## Exercise data
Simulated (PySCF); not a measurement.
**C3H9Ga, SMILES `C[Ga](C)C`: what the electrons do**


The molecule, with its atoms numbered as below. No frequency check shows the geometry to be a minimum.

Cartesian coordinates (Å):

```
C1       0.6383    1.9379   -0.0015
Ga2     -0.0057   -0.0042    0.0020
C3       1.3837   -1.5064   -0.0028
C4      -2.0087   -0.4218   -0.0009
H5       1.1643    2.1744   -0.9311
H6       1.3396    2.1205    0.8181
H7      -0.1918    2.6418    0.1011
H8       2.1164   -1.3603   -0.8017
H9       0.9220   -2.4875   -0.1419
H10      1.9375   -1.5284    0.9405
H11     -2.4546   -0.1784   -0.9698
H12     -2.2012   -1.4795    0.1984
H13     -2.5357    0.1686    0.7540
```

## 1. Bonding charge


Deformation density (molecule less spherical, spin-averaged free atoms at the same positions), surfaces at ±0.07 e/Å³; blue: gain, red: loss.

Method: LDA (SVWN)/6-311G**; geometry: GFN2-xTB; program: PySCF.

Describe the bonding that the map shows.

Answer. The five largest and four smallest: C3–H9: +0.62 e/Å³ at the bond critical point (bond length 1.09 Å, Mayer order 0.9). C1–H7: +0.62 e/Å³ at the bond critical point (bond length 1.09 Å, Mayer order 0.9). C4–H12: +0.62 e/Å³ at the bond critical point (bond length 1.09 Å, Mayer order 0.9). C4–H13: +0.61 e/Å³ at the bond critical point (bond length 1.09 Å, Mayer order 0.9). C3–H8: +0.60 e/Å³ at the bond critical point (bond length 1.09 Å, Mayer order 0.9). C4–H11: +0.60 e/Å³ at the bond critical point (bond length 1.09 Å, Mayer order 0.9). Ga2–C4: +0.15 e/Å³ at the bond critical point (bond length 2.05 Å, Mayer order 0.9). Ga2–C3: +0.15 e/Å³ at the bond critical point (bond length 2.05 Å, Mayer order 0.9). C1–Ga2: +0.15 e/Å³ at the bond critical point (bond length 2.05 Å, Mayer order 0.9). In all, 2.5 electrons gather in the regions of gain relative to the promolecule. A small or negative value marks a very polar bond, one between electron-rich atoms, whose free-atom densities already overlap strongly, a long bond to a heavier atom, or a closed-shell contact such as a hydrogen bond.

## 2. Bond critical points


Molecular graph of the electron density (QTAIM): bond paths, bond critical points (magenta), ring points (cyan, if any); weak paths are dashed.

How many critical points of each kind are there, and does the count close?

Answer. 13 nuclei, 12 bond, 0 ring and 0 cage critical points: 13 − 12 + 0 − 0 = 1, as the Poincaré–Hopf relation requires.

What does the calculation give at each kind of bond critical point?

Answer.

## Assignment
Write out the lines of the entries, word for word, from the first through the one containing "## 2. Bond critical points", and stop at that line.

## Exercise response
Simulated (PySCF); not a measurement.
**C3H9Ga, SMILES `C[Ga](C)C`: what the electrons do**


The molecule, with its atoms numbered as below. No frequency check shows the geometry to be a minimum.

Cartesian coordinates (Å):

```
C1       0.6383    1.9379   -0.0015
Ga2     -0.0057   -0.0042    0.0020
C3       1.3837   -1.5064   -0.0028
C4      -2.0087   -0.4218   -0.0009
H5       1.1643    2.1744   -0.9311
H6       1.3396    2.1205    0.8181
H7      -0.1918    2.6418    0.1011
H8       2.1164   -1.3603   -0.8017
H9       0.9220   -2.4875   -0.1419
H10      1.9375   -1.5284    0.9405
H11     -2.4546   -0.1784   -0.9698
H12     -2.2012   -1.4795    0.1984
H13     -2.5357    0.1686    0.7540
```

## 1. Bonding charge


Deformation density (molecule less spherical, spin-averaged free atoms at the same positions), surfaces at ±0.07 e/Å³; blue: gain, red: loss.

Method: LDA (SVWN)/6-311G**; geometry: GFN2-xTB; program: PySCF.

Describe the bonding that the map shows.

Answer. The five largest and four smallest: C3–H9: +0.62 e/Å³ at the bond critical point (bond length 1.09 Å, Mayer order 0.9). C1–H7: +0.62 e/Å³ at the bond critical point (bond length 1.09 Å, Mayer order 0.9). C4–H12: +0.62 e/Å³ at the bond critical point (bond length 1.09 Å, Mayer order 0.9). C4–H13: +0.61 e/Å³ at the bond critical point (bond length 1.09 Å, Mayer order 0.9). C3–H8: +0.60 e/Å³ at the bond critical point (bond length 1.09 Å, Mayer order 0.9). C4–H11: +0.60 e/Å³ at the bond critical point (bond length 1.09 Å, Mayer order 0.9). Ga2–C4: +0.15 e/Å³ at the bond critical point (bond length 2.05 Å, Mayer order 0.9). Ga2–C3: +0.15 e/Å³ at the bond critical point (bond length 2.05 Å, Mayer order 0.9). C1–Ga2: +0.15 e/Å³ at the bond critical point (bond length 2.05 Å, Mayer order 0.9). In all, 2.5 electrons gather in the regions of gain relative to the promolecule. A small or negative value marks a very polar bond, one between electron-rich atoms, whose free-atom densities already overlap strongly, a long bond to a heavier atom, or a closed-shell contact such as a hydrogen bond.

## 2. Bond critical points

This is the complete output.